→ Supplied records
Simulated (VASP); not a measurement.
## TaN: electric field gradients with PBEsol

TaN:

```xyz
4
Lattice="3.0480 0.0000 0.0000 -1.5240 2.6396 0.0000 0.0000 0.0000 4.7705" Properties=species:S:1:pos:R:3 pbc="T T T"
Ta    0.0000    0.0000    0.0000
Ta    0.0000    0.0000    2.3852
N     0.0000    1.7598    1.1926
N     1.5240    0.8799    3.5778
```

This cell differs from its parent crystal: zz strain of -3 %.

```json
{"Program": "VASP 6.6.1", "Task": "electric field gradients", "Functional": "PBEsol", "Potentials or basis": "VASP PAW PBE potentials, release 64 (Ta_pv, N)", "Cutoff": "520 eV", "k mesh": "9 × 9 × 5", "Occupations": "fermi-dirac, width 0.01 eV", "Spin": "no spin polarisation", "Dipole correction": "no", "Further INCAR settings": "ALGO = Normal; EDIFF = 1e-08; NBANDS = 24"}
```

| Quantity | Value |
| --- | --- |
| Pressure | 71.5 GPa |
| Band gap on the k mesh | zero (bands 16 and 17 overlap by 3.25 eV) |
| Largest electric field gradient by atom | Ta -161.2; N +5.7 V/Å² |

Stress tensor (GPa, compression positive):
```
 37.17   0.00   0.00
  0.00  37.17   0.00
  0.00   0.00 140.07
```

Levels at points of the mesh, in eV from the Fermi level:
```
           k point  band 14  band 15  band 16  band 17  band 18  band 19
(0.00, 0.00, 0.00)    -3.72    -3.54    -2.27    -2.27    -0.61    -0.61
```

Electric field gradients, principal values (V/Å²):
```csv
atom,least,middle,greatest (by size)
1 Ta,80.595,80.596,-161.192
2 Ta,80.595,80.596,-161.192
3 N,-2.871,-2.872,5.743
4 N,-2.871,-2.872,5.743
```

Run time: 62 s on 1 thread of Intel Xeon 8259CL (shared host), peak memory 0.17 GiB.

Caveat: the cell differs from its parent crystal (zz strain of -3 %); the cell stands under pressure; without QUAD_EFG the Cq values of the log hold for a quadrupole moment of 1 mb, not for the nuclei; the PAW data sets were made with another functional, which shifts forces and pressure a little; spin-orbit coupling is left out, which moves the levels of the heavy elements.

→ Work item
Look back at the data above. Transcribe exactly the lines starting at the line that contains "Pressure | 71.5 GPa |" and ending at the line that contains "Run time: 62".

→ Task response
| Pressure | 71.5 GPa |
| Band gap on the k mesh | zero (bands 16 and 17 overlap by 3.25 eV) |
| Largest electric field gradient by atom | Ta -161.2; N +5.7 V/Å² |

Stress tensor (GPa, compression positive):
```
 37.17   0.00   0.00
  0.00  37.17   0.00
  0.00   0.00 140.07
```

Levels at points of the mesh, in eV from the Fermi level:
```
           k point  band 14  band 15  band 16  band 17  band 18  band 19
(0.00, 0.00, 0.00)    -3.72    -3.54    -2.27    -2.27    -0.61    -0.61
```

Electric field gradients, principal values (V/Å²):
```csv
atom,least,middle,greatest (by size)
1 Ta,80.595,80.596,-161.192
2 Ta,80.595,80.596,-161.192
3 N,-2.871,-2.872,5.743
4 N,-2.871,-2.872,5.743
```

Run time: 62 s on 1 thread of Intel Xeon 8259CL (shared host), peak memory 0.17 GiB.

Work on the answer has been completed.